▼

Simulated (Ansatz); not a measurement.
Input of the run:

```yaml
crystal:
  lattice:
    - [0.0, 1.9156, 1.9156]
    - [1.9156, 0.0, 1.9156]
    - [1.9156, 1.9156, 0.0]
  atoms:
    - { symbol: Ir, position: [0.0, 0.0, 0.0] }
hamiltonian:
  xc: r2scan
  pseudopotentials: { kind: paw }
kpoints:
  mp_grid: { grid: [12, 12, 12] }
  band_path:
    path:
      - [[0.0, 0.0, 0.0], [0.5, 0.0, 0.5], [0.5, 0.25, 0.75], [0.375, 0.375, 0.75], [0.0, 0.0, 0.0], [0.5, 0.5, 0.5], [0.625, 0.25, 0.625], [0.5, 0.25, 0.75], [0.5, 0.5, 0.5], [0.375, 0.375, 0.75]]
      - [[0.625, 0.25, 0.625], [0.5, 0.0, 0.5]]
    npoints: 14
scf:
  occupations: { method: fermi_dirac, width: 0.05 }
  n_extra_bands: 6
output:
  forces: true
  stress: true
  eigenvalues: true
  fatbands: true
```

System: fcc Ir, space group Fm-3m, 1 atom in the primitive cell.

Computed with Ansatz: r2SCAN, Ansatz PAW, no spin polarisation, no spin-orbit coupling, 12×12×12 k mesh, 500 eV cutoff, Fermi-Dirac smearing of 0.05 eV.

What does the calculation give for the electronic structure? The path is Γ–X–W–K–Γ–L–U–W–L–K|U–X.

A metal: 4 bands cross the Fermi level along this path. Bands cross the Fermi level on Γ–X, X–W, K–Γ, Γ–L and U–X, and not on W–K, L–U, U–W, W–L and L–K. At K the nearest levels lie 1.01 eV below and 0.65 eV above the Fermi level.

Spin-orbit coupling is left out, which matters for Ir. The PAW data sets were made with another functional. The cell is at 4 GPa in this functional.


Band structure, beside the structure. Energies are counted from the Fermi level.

▲

▶ REQUIREMENT: The expected output is the exact run of lines from the start of the entries through the line with "Spin-orbit coupling is", inclusive.

▶ TASK RESULT:
Simulated (Ansatz); not a measurement.
Input of the run:

```yaml
crystal:
  lattice:
    - [0.0, 1.9156, 1.9156]
    - [1.9156, 0.0, 1.9156]
    - [1.9156, 1.9156, 0.0]
  atoms:
    - { symbol: Ir, position: [0.0, 0.0, 0.0] }
hamiltonian:
  xc: r2scan
  pseudopotentials: { kind: paw }
kpoints:
  mp_grid: { grid: [12, 12, 12] }
  band_path:
    path:
      - [[0.0, 0.0, 0.0], [0.5, 0.0, 0.5], [0.5, 0.25, 0.75], [0.375, 0.375, 0.75], [0.0, 0.0, 0.0], [0.5, 0.5, 0.5], [0.625, 0.25, 0.625], [0.5, 0.25, 0.75], [0.5, 0.5, 0.5], [0.375, 0.375, 0.75]]
      - [[0.625, 0.25, 0.625], [0.5, 0.0, 0.5]]
    npoints: 14
scf:
  occupations: { method: fermi_dirac, width: 0.05 }
  n_extra_bands: 6
output:
  forces: true
  stress: true
  eigenvalues: true
  fatbands: true
```

System: fcc Ir, space group Fm-3m, 1 atom in the primitive cell.

Computed with Ansatz: r2SCAN, Ansatz PAW, no spin polarisation, no spin-orbit coupling, 12×12×12 k mesh, 500 eV cutoff, Fermi-Dirac smearing of 0.05 eV.

What does the calculation give for the electronic structure? The path is Γ–X–W–K–Γ–L–U–W–L–K|U–X.

A metal: 4 bands cross the Fermi level along this path. Bands cross the Fermi level on Γ–X, X–W, K–Γ, Γ–L and U–X, and not on W–K, L–U, U–W, W–L and L–K. At K the nearest levels lie 1.01 eV below and 0.65 eV above the Fermi level.

Spin-orbit coupling is left out, which matters for Ir. The PAW data sets were made with another functional. The cell is at 4 GPa in this functional.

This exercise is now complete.